RECORDED INFORMATION:
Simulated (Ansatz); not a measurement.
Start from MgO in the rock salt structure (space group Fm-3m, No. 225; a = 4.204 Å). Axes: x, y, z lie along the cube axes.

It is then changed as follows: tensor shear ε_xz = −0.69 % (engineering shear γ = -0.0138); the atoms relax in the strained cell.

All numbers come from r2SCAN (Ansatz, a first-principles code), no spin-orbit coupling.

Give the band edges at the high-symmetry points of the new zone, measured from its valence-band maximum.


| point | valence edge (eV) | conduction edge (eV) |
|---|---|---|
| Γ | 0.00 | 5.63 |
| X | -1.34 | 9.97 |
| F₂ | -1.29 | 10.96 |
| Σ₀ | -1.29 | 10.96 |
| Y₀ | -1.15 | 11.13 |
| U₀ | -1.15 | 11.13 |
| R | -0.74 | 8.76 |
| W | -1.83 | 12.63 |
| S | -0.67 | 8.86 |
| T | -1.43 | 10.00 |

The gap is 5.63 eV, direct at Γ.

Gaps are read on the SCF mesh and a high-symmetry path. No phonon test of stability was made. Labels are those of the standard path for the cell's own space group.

REQUIREMENT: The answer is the full set of records above, repeated exactly.

RESPONSE BOX:
Simulated (Ansatz); not a measurement.
Start from MgO in the rock salt structure (space group Fm-3m, No. 225; a = 4.204 Å). Axes: x, y, z lie along the cube axes.

It is then changed as follows: tensor shear ε_xz = −0.69 % (engineering shear γ = -0.0138); the atoms relax in the strained cell.

All numbers come from r2SCAN (Ansatz, a first-principles code), no spin-orbit coupling.

Give the band edges at the high-symmetry points of the new zone, measured from its valence-band maximum.


| point | valence edge (eV) | conduction edge (eV) |
|---|---|---|
| Γ | 0.00 | 5.63 |
| X | -1.34 | 9.97 |
| F₂ | -1.29 | 10.96 |
| Σ₀ | -1.29 | 10.96 |
| Y₀ | -1.15 | 11.13 |
| U₀ | -1.15 | 11.13 |
| R | -0.74 | 8.76 |
| W | -1.83 | 12.63 |
| S | -0.67 | 8.86 |
| T | -1.43 | 10.00 |

The gap is 5.63 eV, direct at Γ.

Gaps are read on the SCF mesh and a high-symmetry path. No phonon test of stability was made. Labels are those of the standard path for the cell's own space group.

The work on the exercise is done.